Data listing
+ + + + + + +

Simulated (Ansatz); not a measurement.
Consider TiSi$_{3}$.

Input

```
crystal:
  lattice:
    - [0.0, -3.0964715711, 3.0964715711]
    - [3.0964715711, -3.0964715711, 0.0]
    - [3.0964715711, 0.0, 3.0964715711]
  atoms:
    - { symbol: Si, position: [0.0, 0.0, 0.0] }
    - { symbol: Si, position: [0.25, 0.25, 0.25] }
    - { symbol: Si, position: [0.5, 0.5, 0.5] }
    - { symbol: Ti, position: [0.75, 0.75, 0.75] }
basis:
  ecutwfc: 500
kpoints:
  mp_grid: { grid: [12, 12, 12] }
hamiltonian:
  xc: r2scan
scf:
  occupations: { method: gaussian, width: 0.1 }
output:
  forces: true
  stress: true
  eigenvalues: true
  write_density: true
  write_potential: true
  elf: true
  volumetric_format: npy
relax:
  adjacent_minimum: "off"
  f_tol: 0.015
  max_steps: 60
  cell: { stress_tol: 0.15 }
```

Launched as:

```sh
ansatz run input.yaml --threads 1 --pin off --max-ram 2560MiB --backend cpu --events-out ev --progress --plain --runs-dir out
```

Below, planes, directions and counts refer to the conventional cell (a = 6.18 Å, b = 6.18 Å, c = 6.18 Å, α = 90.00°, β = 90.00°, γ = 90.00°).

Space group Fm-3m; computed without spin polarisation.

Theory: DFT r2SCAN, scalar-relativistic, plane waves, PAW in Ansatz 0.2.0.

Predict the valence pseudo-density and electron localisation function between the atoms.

+ + + + + + +

Work instruction
Your reply should consist of the records, duplicated exactly.

Exercise response
Simulated (Ansatz); not a measurement.
Consider TiSi$_{3}$.

Input

```
crystal:
  lattice:
    - [0.0, -3.0964715711, 3.0964715711]
    - [3.0964715711, -3.0964715711, 0.0]
    - [3.0964715711, 0.0, 3.0964715711]
  atoms:
    - { symbol: Si, position: [0.0, 0.0, 0.0] }
    - { symbol: Si, position: [0.25, 0.25, 0.25] }
    - { symbol: Si, position: [0.5, 0.5, 0.5] }
    - { symbol: Ti, position: [0.75, 0.75, 0.75] }
basis:
  ecutwfc: 500
kpoints:
  mp_grid: { grid: [12, 12, 12] }
hamiltonian:
  xc: r2scan
scf:
  occupations: { method: gaussian, width: 0.1 }
output:
  forces: true
  stress: true
  eigenvalues: true
  write_density: true
  write_potential: true
  elf: true
  volumetric_format: npy
relax:
  adjacent_minimum: "off"
  f_tol: 0.015
  max_steps: 60
  cell: { stress_tol: 0.15 }
```

Launched as:

```sh
ansatz run input.yaml --threads 1 --pin off --max-ram 2560MiB --backend cpu --events-out ev --progress --plain --runs-dir out
```

Below, planes, directions and counts refer to the conventional cell (a = 6.18 Å, b = 6.18 Å, c = 6.18 Å, α = 90.00°, β = 90.00°, γ = 90.00°).

Space group Fm-3m; computed without spin polarisation.

Theory: DFT r2SCAN, scalar-relativistic, plane waves, PAW in Ansatz 0.2.0.

Predict the valence pseudo-density and electron localisation function between the atoms.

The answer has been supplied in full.